Transcribe exactly the lines that begin the material and continue through the line containing "Item | Result |". Leave out whatever follows.

▶ _Dataset_:
==================================================
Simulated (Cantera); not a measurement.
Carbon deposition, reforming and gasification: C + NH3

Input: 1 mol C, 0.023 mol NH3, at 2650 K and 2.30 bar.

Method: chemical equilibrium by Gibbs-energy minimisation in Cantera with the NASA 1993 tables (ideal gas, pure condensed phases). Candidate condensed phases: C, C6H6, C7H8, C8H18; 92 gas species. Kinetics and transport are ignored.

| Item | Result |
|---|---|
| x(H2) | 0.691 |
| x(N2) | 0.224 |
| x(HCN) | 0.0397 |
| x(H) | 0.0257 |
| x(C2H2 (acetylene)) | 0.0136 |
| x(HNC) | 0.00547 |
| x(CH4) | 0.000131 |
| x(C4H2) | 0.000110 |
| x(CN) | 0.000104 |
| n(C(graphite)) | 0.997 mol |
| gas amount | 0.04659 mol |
==================================================

▶ _Task answer_:
Simulated (Cantera); not a measurement.
Carbon deposition, reforming and gasification: C + NH3

Input: 1 mol C, 0.023 mol NH3, at 2650 K and 2.30 bar.

Method: chemical equilibrium by Gibbs-energy minimisation in Cantera with the NASA 1993 tables (ideal gas, pure condensed phases). Candidate condensed phases: C, C6H6, C7H8, C8H18; 92 gas species. Kinetics and transport are ignored.

| Item | Result |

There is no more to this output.